▸ **Requirement**:
Each record must be reproduced exactly as it is shown.

***

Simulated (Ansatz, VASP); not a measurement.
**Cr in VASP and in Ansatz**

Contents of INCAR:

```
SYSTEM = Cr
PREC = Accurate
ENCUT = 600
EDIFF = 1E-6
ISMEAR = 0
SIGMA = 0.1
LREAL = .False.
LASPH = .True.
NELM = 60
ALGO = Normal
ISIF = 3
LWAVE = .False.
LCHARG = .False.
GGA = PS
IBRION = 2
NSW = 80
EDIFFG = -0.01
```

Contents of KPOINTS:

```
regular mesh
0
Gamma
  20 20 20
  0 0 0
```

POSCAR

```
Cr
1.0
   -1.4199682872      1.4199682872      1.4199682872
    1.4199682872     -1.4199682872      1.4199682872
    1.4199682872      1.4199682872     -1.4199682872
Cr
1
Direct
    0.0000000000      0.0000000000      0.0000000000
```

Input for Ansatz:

***

▸ **Task solution**:
Simulated (Ansatz, VASP); not a measurement.
**Cr in VASP and in Ansatz**

Contents of INCAR:

```
SYSTEM = Cr
PREC = Accurate
ENCUT = 600
EDIFF = 1E-6
ISMEAR = 0
SIGMA = 0.1
LREAL = .False.
LASPH = .True.
NELM = 60
ALGO = Normal
ISIF = 3
LWAVE = .False.
LCHARG = .False.
GGA = PS
IBRION = 2
NSW = 80
EDIFFG = -0.01
```

Contents of KPOINTS:

```
regular mesh
0
Gamma
  20 20 20
  0 0 0
```

POSCAR

```
Cr
1.0
   -1.4199682872      1.4199682872      1.4199682872
    1.4199682872     -1.4199682872      1.4199682872
    1.4199682872      1.4199682872     -1.4199682872
Cr
1
Direct
    0.0000000000      0.0000000000      0.0000000000
```

Input for Ansatz:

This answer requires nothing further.